» Provided information
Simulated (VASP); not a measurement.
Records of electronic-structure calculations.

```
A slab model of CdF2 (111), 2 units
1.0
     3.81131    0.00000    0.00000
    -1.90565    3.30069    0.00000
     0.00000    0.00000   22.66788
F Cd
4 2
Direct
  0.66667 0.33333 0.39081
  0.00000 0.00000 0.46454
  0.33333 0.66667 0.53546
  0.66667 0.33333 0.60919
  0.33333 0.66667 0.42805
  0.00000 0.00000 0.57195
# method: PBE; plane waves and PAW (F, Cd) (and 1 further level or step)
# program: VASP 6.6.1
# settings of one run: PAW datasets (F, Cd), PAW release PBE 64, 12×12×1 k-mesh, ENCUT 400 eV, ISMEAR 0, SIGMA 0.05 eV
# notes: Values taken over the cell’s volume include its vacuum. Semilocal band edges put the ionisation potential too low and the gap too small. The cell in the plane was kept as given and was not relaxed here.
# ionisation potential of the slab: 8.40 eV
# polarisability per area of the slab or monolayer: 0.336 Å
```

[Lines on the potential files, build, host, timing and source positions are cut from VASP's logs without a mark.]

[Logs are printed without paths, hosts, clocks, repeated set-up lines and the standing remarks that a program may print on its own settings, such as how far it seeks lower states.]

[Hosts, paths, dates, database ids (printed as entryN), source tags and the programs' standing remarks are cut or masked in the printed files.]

» Work request
Repeat the material in full. Change nothing.

» Answer box
Simulated (VASP); not a measurement.
Records of electronic-structure calculations.

```
A slab model of CdF2 (111), 2 units
1.0
     3.81131    0.00000    0.00000
    -1.90565    3.30069    0.00000
     0.00000    0.00000   22.66788
F Cd
4 2
Direct
  0.66667 0.33333 0.39081
  0.00000 0.00000 0.46454
  0.33333 0.66667 0.53546
  0.66667 0.33333 0.60919
  0.33333 0.66667 0.42805
  0.00000 0.00000 0.57195
# method: PBE; plane waves and PAW (F, Cd) (and 1 further level or step)
# program: VASP 6.6.1
# settings of one run: PAW datasets (F, Cd), PAW release PBE 64, 12×12×1 k-mesh, ENCUT 400 eV, ISMEAR 0, SIGMA 0.05 eV
# notes: Values taken over the cell’s volume include its vacuum. Semilocal band edges put the ionisation potential too low and the gap too small. The cell in the plane was kept as given and was not relaxed here.
# ionisation potential of the slab: 8.40 eV
# polarisability per area of the slab or monolayer: 0.336 Å
```

[Lines on the potential files, build, host, timing and source positions are cut from VASP's logs without a mark.]

[Logs are printed without paths, hosts, clocks, repeated set-up lines and the standing remarks that a program may print on its own settings, such as how far it seeks lower states.]

[Hosts, paths, dates, database ids (printed as entryN), source tags and the programs' standing remarks are cut or masked in the printed files.]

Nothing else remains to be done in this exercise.